Available data:
=== Section Start ===
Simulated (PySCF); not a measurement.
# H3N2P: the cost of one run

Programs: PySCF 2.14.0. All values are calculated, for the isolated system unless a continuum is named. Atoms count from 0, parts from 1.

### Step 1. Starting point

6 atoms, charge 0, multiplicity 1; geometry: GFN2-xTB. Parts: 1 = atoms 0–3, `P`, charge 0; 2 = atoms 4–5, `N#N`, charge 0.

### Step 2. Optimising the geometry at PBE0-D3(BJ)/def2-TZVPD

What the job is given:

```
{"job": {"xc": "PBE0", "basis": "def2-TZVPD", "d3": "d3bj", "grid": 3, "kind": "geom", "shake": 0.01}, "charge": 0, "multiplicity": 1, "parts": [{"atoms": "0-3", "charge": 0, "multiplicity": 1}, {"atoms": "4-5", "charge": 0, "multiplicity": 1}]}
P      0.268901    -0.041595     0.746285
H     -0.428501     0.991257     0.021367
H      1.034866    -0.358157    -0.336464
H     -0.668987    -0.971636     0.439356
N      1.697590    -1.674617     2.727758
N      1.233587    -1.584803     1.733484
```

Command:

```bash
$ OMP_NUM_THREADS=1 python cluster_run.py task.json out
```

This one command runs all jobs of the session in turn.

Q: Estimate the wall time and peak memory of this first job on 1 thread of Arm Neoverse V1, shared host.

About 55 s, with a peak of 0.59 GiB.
=== Section End ===

Action item: Once you find the line containing "### Step 1. Starting point", stop: reproduce exactly that line and every line of the data before it, and nothing else.

Your solution:
Simulated (PySCF); not a measurement.
# H3N2P: the cost of one run

Programs: PySCF 2.14.0. All values are calculated, for the isolated system unless a continuum is named. Atoms count from 0, parts from 1.

### Step 1. Starting point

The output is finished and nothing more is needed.